* _Action item_: Your task is to write out the complete listing exactly as it is shown.

* _Supplied information_:
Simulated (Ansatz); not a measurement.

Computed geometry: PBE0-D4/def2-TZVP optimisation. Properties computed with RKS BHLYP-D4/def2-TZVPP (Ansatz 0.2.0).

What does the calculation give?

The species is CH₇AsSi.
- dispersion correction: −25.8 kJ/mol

* _Task response_:
Simulated (Ansatz); not a measurement.

Computed geometry: PBE0-D4/def2-TZVP optimisation. Properties computed with RKS BHLYP-D4/def2-TZVPP (Ansatz 0.2.0).

What does the calculation give?

The species is CH₇AsSi.
- dispersion correction: −25.8 kJ/mol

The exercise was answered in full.